## [ACTIVITY]
Would you please repeat the data that follows, exactly as it reads?

## [INFORMATION SHOWN]
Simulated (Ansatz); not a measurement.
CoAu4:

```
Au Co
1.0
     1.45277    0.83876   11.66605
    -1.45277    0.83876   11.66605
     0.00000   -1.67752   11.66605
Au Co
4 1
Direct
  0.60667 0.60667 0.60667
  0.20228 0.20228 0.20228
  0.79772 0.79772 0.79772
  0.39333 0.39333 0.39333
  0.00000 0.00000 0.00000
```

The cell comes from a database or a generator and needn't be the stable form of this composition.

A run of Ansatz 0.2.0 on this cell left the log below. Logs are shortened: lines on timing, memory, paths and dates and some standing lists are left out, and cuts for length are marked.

## [ANSWER BOX]
Simulated (Ansatz); not a measurement.
CoAu4:

```
Au Co
1.0
     1.45277    0.83876   11.66605
    -1.45277    0.83876   11.66605
     0.00000   -1.67752   11.66605
Au Co
4 1
Direct
  0.60667 0.60667 0.60667
  0.20228 0.20228 0.20228
  0.79772 0.79772 0.79772
  0.39333 0.39333 0.39333
  0.00000 0.00000 0.00000
```

The cell comes from a database or a generator and needn't be the stable form of this composition.

A run of Ansatz 0.2.0 on this cell left the log below. Logs are shortened: lines on timing, memory, paths and dates and some standing lists are left out, and cuts for length are marked.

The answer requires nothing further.